## Activity
Return verbatim every line from the first line of the data below to the line that contains "0.0000 | 3.1769 |", inclusive, and no further.

## Extracted material

· · · · ·

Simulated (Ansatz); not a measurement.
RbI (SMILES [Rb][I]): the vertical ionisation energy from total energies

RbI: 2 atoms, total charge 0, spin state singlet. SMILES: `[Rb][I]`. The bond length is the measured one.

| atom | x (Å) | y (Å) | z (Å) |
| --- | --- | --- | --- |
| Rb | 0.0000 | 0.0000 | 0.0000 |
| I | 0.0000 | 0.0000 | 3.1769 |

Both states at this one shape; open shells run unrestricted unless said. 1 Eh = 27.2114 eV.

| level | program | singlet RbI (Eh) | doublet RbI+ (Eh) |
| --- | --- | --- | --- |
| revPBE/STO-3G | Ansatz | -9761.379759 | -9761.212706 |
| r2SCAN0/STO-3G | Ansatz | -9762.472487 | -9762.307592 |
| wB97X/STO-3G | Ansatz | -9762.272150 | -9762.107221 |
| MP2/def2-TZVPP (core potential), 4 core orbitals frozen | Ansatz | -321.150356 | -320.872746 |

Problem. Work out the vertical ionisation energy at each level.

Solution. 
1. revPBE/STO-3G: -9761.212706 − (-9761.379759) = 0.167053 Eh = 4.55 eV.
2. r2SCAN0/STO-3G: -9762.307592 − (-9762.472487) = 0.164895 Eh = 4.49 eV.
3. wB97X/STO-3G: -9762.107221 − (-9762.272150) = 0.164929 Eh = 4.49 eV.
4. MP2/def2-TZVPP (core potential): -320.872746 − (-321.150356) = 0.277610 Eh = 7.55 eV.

· · · · ·

## Exercise response
Simulated (Ansatz); not a measurement.
RbI (SMILES [Rb][I]): the vertical ionisation energy from total energies

RbI: 2 atoms, total charge 0, spin state singlet. SMILES: `[Rb][I]`. The bond length is the measured one.

| atom | x (Å) | y (Å) | z (Å) |
| --- | --- | --- | --- |
| Rb | 0.0000 | 0.0000 | 0.0000 |
| I | 0.0000 | 0.0000 | 3.1769 |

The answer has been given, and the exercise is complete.